BRIEF: Below this sentence is a listing; return exactly its lines from the one with "Crystal: Al2O3." to the one with "Measurements of this", both kept, and nothing more.

SUPPLIED RECORDS:
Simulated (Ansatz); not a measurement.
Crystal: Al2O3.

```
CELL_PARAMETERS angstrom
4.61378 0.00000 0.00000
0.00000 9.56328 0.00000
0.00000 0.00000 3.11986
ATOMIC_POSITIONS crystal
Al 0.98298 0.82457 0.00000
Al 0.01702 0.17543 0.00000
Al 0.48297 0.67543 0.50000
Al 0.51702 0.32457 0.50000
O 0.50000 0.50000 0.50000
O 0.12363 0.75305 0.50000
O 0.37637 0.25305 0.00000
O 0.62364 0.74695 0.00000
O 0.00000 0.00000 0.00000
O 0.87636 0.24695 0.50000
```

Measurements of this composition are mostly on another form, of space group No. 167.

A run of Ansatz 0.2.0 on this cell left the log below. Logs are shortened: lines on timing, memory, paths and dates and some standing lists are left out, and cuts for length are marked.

ANSWER SPACE:
Crystal: Al2O3.

```
CELL_PARAMETERS angstrom
4.61378 0.00000 0.00000
0.00000 9.56328 0.00000
0.00000 0.00000 3.11986
ATOMIC_POSITIONS crystal
Al 0.98298 0.82457 0.00000
Al 0.01702 0.17543 0.00000
Al 0.48297 0.67543 0.50000
Al 0.51702 0.32457 0.50000
O 0.50000 0.50000 0.50000
O 0.12363 0.75305 0.50000
O 0.37637 0.25305 0.00000
O 0.62364 0.74695 0.00000
O 0.00000 0.00000 0.00000
O 0.87636 0.24695 0.50000
```

Measurements of this composition are mostly on another form, of space group No. 167.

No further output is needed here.